- [SUPPLIED DATA]
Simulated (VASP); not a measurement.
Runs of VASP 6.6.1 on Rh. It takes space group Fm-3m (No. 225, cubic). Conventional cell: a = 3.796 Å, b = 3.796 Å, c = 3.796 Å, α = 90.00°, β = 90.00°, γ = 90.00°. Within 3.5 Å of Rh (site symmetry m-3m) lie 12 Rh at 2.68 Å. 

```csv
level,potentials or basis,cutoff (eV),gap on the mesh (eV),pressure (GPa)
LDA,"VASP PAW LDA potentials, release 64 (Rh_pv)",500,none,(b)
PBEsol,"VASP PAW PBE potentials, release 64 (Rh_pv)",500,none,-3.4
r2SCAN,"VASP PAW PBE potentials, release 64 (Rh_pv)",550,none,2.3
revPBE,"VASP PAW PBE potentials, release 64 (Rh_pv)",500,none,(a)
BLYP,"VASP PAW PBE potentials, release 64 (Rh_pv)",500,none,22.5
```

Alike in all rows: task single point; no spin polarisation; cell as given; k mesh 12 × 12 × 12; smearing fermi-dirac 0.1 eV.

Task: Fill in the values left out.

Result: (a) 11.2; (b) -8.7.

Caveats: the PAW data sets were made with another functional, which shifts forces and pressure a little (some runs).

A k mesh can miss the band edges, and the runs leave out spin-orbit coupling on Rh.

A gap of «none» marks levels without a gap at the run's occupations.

- [WORK ORDER] Only the lines from the start of the listing through the line with "A k mesh can" should be repeated, each exactly as it stands.

- [TASK OUTPUT]
Simulated (VASP); not a measurement.
Runs of VASP 6.6.1 on Rh. It takes space group Fm-3m (No. 225, cubic). Conventional cell: a = 3.796 Å, b = 3.796 Å, c = 3.796 Å, α = 90.00°, β = 90.00°, γ = 90.00°. Within 3.5 Å of Rh (site symmetry m-3m) lie 12 Rh at 2.68 Å. 

```csv
level,potentials or basis,cutoff (eV),gap on the mesh (eV),pressure (GPa)
LDA,"VASP PAW LDA potentials, release 64 (Rh_pv)",500,none,(b)
PBEsol,"VASP PAW PBE potentials, release 64 (Rh_pv)",500,none,-3.4
r2SCAN,"VASP PAW PBE potentials, release 64 (Rh_pv)",550,none,2.3
revPBE,"VASP PAW PBE potentials, release 64 (Rh_pv)",500,none,(a)
BLYP,"VASP PAW PBE potentials, release 64 (Rh_pv)",500,none,22.5
```

Alike in all rows: task single point; no spin polarisation; cell as given; k mesh 12 × 12 × 12; smearing fermi-dirac 0.1 eV.

Task: Fill in the values left out.

Result: (a) 11.2; (b) -8.7.

Caveats: the PAW data sets were made with another functional, which shifts forces and pressure a little (some runs).

A k mesh can miss the band edges, and the runs leave out spin-orbit coupling on Rh.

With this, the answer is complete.